Assignment: Please write each record out again word for word.

Input data:
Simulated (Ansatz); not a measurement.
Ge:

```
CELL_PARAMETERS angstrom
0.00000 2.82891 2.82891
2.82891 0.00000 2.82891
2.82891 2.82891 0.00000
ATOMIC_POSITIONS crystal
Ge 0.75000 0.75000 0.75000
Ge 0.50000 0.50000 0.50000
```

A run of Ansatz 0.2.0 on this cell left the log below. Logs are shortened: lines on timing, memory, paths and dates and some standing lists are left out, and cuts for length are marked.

Expected answer:
Simulated (Ansatz); not a measurement.
Ge:

```
CELL_PARAMETERS angstrom
0.00000 2.82891 2.82891
2.82891 0.00000 2.82891
2.82891 2.82891 0.00000
ATOMIC_POSITIONS crystal
Ge 0.75000 0.75000 0.75000
Ge 0.50000 0.50000 0.50000
```

A run of Ansatz 0.2.0 on this cell left the log below. Logs are shortened: lines on timing, memory, paths and dates and some standing lists are left out, and cuts for length are marked.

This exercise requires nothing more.